++++++
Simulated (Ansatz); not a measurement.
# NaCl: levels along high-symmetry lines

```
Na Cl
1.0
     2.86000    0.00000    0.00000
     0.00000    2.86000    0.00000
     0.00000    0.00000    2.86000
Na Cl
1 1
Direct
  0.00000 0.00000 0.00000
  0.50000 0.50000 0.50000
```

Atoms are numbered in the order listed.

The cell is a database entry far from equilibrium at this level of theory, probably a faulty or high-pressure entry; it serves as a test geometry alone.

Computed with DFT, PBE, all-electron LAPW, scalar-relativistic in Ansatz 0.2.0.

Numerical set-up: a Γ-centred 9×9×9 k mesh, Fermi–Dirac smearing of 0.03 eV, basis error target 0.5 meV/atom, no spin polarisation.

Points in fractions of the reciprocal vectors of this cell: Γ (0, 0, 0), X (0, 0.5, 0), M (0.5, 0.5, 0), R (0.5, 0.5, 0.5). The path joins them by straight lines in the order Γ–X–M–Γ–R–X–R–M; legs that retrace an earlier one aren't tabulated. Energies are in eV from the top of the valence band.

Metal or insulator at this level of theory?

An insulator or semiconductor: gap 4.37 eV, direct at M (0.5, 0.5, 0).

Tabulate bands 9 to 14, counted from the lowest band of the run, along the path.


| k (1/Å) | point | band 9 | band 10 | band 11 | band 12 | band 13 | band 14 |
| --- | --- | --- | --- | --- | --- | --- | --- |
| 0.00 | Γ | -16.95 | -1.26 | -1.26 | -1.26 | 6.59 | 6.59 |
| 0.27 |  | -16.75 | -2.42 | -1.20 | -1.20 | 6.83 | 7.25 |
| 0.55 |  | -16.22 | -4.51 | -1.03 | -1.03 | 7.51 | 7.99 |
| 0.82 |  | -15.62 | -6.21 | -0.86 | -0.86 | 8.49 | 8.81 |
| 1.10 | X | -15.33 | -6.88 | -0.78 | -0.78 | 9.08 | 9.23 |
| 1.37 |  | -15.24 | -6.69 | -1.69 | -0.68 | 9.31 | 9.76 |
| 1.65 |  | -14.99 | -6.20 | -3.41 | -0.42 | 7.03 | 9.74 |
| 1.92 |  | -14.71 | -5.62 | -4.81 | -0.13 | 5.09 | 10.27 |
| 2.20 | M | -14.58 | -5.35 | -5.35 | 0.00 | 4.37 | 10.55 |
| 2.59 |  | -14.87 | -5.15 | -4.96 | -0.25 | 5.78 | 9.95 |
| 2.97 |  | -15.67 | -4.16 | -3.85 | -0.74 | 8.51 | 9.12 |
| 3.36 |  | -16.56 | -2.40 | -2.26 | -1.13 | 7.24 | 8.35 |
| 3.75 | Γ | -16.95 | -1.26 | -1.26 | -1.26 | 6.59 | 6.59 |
++++++

Action item :: Look above for the line with "5.09 | 10.27 |" and the line with "7.24 | 8.35 |", and reproduce exactly those two lines plus every line between, nothing more.

Answer area ::
| 1.92 |  | -14.71 | -5.62 | -4.81 | -0.13 | 5.09 | 10.27 |
| 2.20 | M | -14.58 | -5.35 | -5.35 | 0.00 | 4.37 | 10.55 |
| 2.59 |  | -14.87 | -5.15 | -4.96 | -0.25 | 5.78 | 9.95 |
| 2.97 |  | -15.67 | -4.16 | -3.85 | -0.74 | 8.51 | 9.12 |
| 3.36 |  | -16.56 | -2.40 | -2.26 | -1.13 | 7.24 | 8.35 |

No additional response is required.